● **PROVIDED INFORMATION**
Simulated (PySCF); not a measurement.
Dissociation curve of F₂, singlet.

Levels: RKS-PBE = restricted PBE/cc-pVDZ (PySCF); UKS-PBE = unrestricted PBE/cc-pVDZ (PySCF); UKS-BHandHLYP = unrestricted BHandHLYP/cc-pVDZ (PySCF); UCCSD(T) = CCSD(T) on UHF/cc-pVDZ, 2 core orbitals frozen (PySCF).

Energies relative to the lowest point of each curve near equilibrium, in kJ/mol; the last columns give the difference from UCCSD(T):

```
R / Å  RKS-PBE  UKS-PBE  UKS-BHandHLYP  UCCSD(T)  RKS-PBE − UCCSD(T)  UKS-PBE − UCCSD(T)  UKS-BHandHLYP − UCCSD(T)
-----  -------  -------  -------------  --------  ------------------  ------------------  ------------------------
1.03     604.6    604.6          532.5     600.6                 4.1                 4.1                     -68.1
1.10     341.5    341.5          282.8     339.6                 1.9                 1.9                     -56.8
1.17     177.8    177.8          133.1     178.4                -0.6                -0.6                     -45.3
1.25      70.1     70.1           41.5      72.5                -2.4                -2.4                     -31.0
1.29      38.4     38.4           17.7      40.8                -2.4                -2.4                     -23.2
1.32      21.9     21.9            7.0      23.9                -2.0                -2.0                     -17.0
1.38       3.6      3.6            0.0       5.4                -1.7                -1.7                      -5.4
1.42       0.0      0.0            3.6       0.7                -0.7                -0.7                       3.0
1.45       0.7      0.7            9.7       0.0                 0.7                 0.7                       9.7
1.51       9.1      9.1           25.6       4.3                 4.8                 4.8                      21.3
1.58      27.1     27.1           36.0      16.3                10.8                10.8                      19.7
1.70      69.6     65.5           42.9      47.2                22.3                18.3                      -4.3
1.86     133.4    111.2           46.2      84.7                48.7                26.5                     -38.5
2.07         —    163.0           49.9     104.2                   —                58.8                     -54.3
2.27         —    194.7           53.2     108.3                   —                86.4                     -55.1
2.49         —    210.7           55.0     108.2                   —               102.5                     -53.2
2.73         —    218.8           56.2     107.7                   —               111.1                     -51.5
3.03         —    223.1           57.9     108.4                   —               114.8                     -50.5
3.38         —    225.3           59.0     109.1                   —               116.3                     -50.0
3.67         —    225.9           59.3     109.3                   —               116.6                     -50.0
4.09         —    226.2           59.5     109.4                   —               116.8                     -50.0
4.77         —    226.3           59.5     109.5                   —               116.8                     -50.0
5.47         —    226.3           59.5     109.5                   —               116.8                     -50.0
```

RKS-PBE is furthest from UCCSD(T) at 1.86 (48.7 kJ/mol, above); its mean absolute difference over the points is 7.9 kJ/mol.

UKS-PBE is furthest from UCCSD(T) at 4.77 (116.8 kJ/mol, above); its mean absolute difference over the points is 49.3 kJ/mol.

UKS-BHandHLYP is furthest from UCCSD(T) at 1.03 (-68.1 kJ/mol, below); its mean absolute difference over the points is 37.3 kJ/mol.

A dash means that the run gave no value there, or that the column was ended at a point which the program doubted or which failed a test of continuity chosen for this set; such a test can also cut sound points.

● **ASSIGNMENT**
In the data above, find the line that contains "Levels: RKS-PBE = restricted", then reproduce exactly every line from the first line through that line.

● **YOUR RESPONSE**
Simulated (PySCF); not a measurement.
Dissociation curve of F₂, singlet.

Levels: RKS-PBE = restricted PBE/cc-pVDZ (PySCF); UKS-PBE = unrestricted PBE/cc-pVDZ (PySCF); UKS-BHandHLYP = unrestricted BHandHLYP/cc-pVDZ (PySCF); UCCSD(T) = CCSD(T) on UHF/cc-pVDZ, 2 core orbitals frozen (PySCF).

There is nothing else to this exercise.